··········

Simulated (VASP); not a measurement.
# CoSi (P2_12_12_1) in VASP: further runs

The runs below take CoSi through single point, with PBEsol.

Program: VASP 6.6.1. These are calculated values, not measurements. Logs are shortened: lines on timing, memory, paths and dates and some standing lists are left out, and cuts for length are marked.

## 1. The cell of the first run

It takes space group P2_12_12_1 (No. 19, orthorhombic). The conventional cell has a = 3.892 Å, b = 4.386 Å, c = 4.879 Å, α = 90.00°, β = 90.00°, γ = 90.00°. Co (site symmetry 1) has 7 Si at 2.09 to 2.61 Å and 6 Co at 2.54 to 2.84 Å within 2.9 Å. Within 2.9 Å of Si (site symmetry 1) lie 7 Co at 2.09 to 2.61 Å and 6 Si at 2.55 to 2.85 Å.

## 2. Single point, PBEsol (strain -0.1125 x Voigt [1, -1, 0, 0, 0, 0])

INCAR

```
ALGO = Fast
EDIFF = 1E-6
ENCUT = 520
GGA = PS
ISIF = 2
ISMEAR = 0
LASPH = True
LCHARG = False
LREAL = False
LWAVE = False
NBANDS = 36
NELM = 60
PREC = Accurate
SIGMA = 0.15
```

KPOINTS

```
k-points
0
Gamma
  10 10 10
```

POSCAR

··········

• **Required action**:
The lines to copy run from the start of the records above through the line holding "It takes space"; give them exactly, both ends included, and nothing else.

• **Written answer**:
Simulated (VASP); not a measurement.
# CoSi (P2_12_12_1) in VASP: further runs

The runs below take CoSi through single point, with PBEsol.

Program: VASP 6.6.1. These are calculated values, not measurements. Logs are shortened: lines on timing, memory, paths and dates and some standing lists are left out, and cuts for length are marked.

## 1. The cell of the first run

It takes space group P2_12_12_1 (No. 19, orthorhombic). The conventional cell has a = 3.892 Å, b = 4.386 Å, c = 4.879 Å, α = 90.00°, β = 90.00°, γ = 90.00°. Co (site symmetry 1) has 7 Si at 2.09 to 2.61 Å and 6 Co at 2.54 to 2.84 Å within 2.9 Å. Within 2.9 Å of Si (site symmetry 1) lie 7 Co at 2.09 to 2.61 Å and 6 Si at 2.55 to 2.85 Å.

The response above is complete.